Work task :: Starting at the first line of the data below, retype every line up to and including the one containing "### Question".

### Raw data

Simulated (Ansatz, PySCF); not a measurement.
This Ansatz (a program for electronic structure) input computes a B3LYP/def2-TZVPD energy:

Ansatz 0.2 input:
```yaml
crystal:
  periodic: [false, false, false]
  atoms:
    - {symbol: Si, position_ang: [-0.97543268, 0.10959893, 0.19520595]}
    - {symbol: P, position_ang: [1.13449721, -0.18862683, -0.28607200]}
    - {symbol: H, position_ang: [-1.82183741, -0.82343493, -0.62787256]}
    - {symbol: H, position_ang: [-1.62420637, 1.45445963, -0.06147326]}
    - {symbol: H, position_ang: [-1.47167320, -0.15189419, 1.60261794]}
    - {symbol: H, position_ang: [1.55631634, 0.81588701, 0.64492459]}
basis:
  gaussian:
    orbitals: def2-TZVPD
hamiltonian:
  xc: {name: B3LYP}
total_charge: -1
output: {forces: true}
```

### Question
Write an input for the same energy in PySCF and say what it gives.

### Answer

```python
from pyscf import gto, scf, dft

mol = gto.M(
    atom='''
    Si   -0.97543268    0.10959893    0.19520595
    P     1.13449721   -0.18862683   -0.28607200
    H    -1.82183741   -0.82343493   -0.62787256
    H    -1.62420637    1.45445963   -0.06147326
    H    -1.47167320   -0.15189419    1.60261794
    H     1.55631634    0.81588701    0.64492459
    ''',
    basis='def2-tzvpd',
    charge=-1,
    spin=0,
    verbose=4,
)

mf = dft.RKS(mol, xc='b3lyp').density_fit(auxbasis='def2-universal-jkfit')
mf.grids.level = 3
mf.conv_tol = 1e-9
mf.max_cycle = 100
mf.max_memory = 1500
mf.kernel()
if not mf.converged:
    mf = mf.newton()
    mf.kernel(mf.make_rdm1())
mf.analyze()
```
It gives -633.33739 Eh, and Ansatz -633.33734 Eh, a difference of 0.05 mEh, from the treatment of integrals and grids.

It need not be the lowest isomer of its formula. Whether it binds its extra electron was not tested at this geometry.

######

Written response ::
Simulated (Ansatz, PySCF); not a measurement.
This Ansatz (a program for electronic structure) input computes a B3LYP/def2-TZVPD energy:

Ansatz 0.2 input:
```yaml
crystal:
  periodic: [false, false, false]
  atoms:
    - {symbol: Si, position_ang: [-0.97543268, 0.10959893, 0.19520595]}
    - {symbol: P, position_ang: [1.13449721, -0.18862683, -0.28607200]}
    - {symbol: H, position_ang: [-1.82183741, -0.82343493, -0.62787256]}
    - {symbol: H, position_ang: [-1.62420637, 1.45445963, -0.06147326]}
    - {symbol: H, position_ang: [-1.47167320, -0.15189419, 1.60261794]}
    - {symbol: H, position_ang: [1.55631634, 0.81588701, 0.64492459]}
basis:
  gaussian:
    orbitals: def2-TZVPD
hamiltonian:
  xc: {name: B3LYP}
total_charge: -1
output: {forces: true}
```

### Question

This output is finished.